_REQUIREMENT_
Quote exactly the lines from the start of the entries to the one with "Question: Predict the final energy.", both ends included.

_RECORD EXCERPTS_
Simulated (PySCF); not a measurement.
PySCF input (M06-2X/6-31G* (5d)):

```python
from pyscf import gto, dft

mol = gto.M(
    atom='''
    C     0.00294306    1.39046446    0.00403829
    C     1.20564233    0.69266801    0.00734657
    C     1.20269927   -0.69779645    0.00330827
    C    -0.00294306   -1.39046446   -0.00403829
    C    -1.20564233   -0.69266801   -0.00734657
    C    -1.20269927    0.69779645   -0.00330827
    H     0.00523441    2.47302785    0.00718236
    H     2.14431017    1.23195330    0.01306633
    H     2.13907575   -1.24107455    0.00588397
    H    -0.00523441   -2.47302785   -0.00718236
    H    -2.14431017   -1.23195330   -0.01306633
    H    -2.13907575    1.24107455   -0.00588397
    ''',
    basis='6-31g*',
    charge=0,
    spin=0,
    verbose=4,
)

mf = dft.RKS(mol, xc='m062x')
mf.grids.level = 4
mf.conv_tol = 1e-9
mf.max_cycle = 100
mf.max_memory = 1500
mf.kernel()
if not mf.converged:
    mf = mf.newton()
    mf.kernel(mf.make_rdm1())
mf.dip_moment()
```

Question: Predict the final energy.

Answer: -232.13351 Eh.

_REPLY_
Simulated (PySCF); not a measurement.
PySCF input (M06-2X/6-31G* (5d)):

```python
from pyscf import gto, dft

mol = gto.M(
    atom='''
    C     0.00294306    1.39046446    0.00403829
    C     1.20564233    0.69266801    0.00734657
    C     1.20269927   -0.69779645    0.00330827
    C    -0.00294306   -1.39046446   -0.00403829
    C    -1.20564233   -0.69266801   -0.00734657
    C    -1.20269927    0.69779645   -0.00330827
    H     0.00523441    2.47302785    0.00718236
    H     2.14431017    1.23195330    0.01306633
    H     2.13907575   -1.24107455    0.00588397
    H    -0.00523441   -2.47302785   -0.00718236
    H    -2.14431017   -1.23195330   -0.01306633
    H    -2.13907575    1.24107455   -0.00588397
    ''',
    basis='6-31g*',
    charge=0,
    spin=0,
    verbose=4,
)

mf = dft.RKS(mol, xc='m062x')
mf.grids.level = 4
mf.conv_tol = 1e-9
mf.max_cycle = 100
mf.max_memory = 1500
mf.kernel()
if not mf.converged:
    mf = mf.newton()
    mf.kernel(mf.make_rdm1())
mf.dip_moment()
```

Question: Predict the final energy.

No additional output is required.